- Work task
Copy the records below without altering a single word.

- Extracted material
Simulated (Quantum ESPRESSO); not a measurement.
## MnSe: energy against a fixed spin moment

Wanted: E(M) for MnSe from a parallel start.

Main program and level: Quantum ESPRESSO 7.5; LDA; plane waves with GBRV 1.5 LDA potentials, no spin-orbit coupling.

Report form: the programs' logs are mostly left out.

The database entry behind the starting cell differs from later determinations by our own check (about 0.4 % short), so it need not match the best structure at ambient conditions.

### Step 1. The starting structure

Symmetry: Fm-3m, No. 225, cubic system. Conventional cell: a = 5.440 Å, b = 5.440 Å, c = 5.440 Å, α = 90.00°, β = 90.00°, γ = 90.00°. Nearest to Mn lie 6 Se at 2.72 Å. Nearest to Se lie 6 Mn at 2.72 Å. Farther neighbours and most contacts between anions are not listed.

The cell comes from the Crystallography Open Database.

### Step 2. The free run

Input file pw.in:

- Problem solution
Simulated (Quantum ESPRESSO); not a measurement.
## MnSe: energy against a fixed spin moment

Wanted: E(M) for MnSe from a parallel start.

Main program and level: Quantum ESPRESSO 7.5; LDA; plane waves with GBRV 1.5 LDA potentials, no spin-orbit coupling.

Report form: the programs' logs are mostly left out.

The database entry behind the starting cell differs from later determinations by our own check (about 0.4 % short), so it need not match the best structure at ambient conditions.

### Step 1. The starting structure

Symmetry: Fm-3m, No. 225, cubic system. Conventional cell: a = 5.440 Å, b = 5.440 Å, c = 5.440 Å, α = 90.00°, β = 90.00°, γ = 90.00°. Nearest to Mn lie 6 Se at 2.72 Å. Nearest to Se lie 6 Mn at 2.72 Å. Farther neighbours and most contacts between anions are not listed.

The cell comes from the Crystallography Open Database.

### Step 2. The free run

Input file pw.in:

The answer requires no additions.